**WORK INSTRUCTION:**
From the records below, output exactly the lines running from the line containing "A ball-and-stick model" through the line containing "Method: DFT PBE, scalar-relativistic, plane", and no others.

**DATA SHOWN:**
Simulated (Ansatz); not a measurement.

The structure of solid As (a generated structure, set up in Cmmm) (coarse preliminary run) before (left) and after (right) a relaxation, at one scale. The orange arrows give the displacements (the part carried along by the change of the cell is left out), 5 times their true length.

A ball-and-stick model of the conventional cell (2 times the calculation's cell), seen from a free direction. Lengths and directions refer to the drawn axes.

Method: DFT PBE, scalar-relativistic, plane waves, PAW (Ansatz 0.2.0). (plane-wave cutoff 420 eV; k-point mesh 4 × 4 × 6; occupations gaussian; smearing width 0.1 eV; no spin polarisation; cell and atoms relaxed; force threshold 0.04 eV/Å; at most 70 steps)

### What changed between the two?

**WORKED SOLUTION:**
A ball-and-stick model of the conventional cell (2 times the calculation's cell), seen from a free direction. Lengths and directions refer to the drawn axes.

Method: DFT PBE, scalar-relativistic, plane waves, PAW (Ansatz 0.2.0). (plane-wave cutoff 420 eV; k-point mesh 4 × 4 × 6; occupations gaussian; smearing width 0.1 eV; no spin polarisation; cell and atoms relaxed; force threshold 0.04 eV/Å; at most 70 steps)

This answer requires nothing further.